### Work task
Give back exactly the first lines of the entries below, through the line with "### Step 6. Single point, r2SCAN".

[Given records — start]
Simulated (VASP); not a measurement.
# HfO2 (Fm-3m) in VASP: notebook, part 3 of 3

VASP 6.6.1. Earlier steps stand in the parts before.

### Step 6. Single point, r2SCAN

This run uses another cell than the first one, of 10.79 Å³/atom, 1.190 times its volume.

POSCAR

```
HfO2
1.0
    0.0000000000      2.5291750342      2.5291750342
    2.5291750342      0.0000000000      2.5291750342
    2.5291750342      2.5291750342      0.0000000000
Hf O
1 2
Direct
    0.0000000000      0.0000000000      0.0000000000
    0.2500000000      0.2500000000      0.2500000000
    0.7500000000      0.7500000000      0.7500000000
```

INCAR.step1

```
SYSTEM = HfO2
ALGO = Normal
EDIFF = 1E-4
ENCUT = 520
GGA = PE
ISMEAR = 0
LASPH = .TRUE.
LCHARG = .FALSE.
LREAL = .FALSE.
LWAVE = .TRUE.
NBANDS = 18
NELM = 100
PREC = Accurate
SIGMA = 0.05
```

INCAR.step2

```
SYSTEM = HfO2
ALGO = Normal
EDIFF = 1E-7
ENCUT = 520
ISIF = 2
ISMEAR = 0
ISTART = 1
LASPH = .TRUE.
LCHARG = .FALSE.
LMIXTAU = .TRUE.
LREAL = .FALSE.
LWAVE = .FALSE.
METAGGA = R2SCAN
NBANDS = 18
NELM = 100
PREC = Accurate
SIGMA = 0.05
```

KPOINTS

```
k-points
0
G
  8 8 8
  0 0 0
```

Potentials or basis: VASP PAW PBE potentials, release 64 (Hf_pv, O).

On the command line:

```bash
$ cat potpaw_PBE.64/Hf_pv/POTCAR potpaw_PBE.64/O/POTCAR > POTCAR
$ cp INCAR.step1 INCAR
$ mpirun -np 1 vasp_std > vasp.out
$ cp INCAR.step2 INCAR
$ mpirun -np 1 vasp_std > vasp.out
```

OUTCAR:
[Given records — finish]

### Exercise output
Simulated (VASP); not a measurement.
# HfO2 (Fm-3m) in VASP: notebook, part 3 of 3

VASP 6.6.1. Earlier steps stand in the parts before.

### Step 6. Single point, r2SCAN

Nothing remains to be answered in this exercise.